**ASSIGNED TASK**
Among the records that follow, find the line with "The others give: RPBE" and the line with "Unless a cell". Set down those lines and all lines between them exactly, without adding anything.

--- DATA SHOWN Enclosed Below ---
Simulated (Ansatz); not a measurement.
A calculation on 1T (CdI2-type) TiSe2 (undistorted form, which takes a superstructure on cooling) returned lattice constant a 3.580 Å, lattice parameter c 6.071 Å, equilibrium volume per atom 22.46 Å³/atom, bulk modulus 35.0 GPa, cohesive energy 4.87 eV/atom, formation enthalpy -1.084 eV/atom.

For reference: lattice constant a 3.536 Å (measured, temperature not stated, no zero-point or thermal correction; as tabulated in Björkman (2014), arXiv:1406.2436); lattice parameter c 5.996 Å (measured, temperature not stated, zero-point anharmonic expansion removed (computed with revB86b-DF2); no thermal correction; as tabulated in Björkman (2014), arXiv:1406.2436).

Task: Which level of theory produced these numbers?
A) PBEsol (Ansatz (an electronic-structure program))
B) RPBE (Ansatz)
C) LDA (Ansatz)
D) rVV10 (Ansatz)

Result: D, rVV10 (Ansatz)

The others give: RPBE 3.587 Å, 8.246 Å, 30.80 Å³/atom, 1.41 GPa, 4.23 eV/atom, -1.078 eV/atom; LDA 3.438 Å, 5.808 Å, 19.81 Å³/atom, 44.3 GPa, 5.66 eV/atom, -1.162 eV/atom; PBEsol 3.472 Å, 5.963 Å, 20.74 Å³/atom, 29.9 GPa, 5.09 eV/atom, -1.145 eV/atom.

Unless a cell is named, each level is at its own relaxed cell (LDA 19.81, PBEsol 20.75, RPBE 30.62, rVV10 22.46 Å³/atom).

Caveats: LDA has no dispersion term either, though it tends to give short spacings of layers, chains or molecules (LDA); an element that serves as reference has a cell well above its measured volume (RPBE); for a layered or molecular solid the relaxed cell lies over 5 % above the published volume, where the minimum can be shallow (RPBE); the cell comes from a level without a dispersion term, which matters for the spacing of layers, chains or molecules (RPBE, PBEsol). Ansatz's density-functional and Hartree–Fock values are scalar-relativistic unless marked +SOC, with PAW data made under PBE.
--- End of Enclosed DATA SHOWN ---

**EXERCISE SOLUTION**
The others give: RPBE 3.587 Å, 8.246 Å, 30.80 Å³/atom, 1.41 GPa, 4.23 eV/atom, -1.078 eV/atom; LDA 3.438 Å, 5.808 Å, 19.81 Å³/atom, 44.3 GPa, 5.66 eV/atom, -1.162 eV/atom; PBEsol 3.472 Å, 5.963 Å, 20.74 Å³/atom, 29.9 GPa, 5.09 eV/atom, -1.145 eV/atom.

Unless a cell is named, each level is at its own relaxed cell (LDA 19.81, PBEsol 20.75, RPBE 30.62, rVV10 22.46 Å³/atom).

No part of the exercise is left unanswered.